Work item: Lines from the beginning of the data below through the one containing "B: Ta (bcc, W" are to be printed exactly as they appear.

- - -

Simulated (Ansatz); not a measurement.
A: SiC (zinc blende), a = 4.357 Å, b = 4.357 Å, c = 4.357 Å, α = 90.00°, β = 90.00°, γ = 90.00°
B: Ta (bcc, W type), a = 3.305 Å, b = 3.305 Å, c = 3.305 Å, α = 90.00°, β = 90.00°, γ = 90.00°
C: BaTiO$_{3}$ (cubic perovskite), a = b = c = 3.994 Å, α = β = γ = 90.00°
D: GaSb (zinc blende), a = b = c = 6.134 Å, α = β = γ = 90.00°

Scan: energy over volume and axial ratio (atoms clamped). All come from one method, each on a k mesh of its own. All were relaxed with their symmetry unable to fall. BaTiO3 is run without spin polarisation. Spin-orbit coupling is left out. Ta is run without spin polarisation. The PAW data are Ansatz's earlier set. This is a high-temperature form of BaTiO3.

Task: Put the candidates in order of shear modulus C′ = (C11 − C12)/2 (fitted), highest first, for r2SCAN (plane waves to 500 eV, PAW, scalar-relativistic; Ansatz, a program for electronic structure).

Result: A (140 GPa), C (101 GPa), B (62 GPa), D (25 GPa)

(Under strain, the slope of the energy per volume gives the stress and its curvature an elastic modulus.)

- - -

Answer space:
Simulated (Ansatz); not a measurement.
A: SiC (zinc blende), a = 4.357 Å, b = 4.357 Å, c = 4.357 Å, α = 90.00°, β = 90.00°, γ = 90.00°
B: Ta (bcc, W type), a = 3.305 Å, b = 3.305 Å, c = 3.305 Å, α = 90.00°, β = 90.00°, γ = 90.00°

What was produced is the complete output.